Exercise data:
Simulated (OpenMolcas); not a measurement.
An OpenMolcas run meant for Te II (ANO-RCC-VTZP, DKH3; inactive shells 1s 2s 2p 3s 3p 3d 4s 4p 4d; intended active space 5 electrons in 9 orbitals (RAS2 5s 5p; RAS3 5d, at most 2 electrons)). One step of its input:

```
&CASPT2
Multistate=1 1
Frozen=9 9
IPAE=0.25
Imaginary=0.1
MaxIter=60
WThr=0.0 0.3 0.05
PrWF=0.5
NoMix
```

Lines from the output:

Exercise: What is needed is an exact transcription of all the data.

Task output:
Simulated (OpenMolcas); not a measurement.
An OpenMolcas run meant for Te II (ANO-RCC-VTZP, DKH3; inactive shells 1s 2s 2p 3s 3p 3d 4s 4p 4d; intended active space 5 electrons in 9 orbitals (RAS2 5s 5p; RAS3 5d, at most 2 electrons)). One step of its input:

```
&CASPT2
Multistate=1 1
Frozen=9 9
IPAE=0.25
Imaginary=0.1
MaxIter=60
WThr=0.0 0.3 0.05
PrWF=0.5
NoMix
```

Lines from the output:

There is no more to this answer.